Data shown
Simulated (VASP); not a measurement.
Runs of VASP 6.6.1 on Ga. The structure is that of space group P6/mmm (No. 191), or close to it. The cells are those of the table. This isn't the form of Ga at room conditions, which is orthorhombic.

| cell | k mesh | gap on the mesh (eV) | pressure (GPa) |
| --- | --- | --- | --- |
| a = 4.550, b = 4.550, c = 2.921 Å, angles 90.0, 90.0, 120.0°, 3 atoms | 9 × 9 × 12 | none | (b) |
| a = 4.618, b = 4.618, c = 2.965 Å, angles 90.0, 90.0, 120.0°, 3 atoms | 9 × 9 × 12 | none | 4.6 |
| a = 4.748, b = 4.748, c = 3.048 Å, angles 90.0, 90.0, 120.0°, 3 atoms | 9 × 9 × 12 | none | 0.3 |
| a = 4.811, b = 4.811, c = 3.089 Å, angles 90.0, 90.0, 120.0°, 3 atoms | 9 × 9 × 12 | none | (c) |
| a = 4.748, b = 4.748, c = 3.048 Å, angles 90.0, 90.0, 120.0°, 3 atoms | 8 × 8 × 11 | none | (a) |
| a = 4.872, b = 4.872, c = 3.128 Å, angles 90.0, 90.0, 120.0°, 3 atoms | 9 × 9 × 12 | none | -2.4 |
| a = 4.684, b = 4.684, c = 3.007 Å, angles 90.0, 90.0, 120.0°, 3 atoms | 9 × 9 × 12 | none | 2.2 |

Task item
Word for word, retype all of the entries above.

Solution
Simulated (VASP); not a measurement.
Runs of VASP 6.6.1 on Ga. The structure is that of space group P6/mmm (No. 191), or close to it. The cells are those of the table. This isn't the form of Ga at room conditions, which is orthorhombic.

| cell | k mesh | gap on the mesh (eV) | pressure (GPa) |
| --- | --- | --- | --- |
| a = 4.550, b = 4.550, c = 2.921 Å, angles 90.0, 90.0, 120.0°, 3 atoms | 9 × 9 × 12 | none | (b) |
| a = 4.618, b = 4.618, c = 2.965 Å, angles 90.0, 90.0, 120.0°, 3 atoms | 9 × 9 × 12 | none | 4.6 |
| a = 4.748, b = 4.748, c = 3.048 Å, angles 90.0, 90.0, 120.0°, 3 atoms | 9 × 9 × 12 | none | 0.3 |
| a = 4.811, b = 4.811, c = 3.089 Å, angles 90.0, 90.0, 120.0°, 3 atoms | 9 × 9 × 12 | none | (c) |
| a = 4.748, b = 4.748, c = 3.048 Å, angles 90.0, 90.0, 120.0°, 3 atoms | 8 × 8 × 11 | none | (a) |
| a = 4.872, b = 4.872, c = 3.128 Å, angles 90.0, 90.0, 120.0°, 3 atoms | 9 × 9 × 12 | none | -2.4 |
| a = 4.684, b = 4.684, c = 3.007 Å, angles 90.0, 90.0, 120.0°, 3 atoms | 9 × 9 × 12 | none | 2.2 |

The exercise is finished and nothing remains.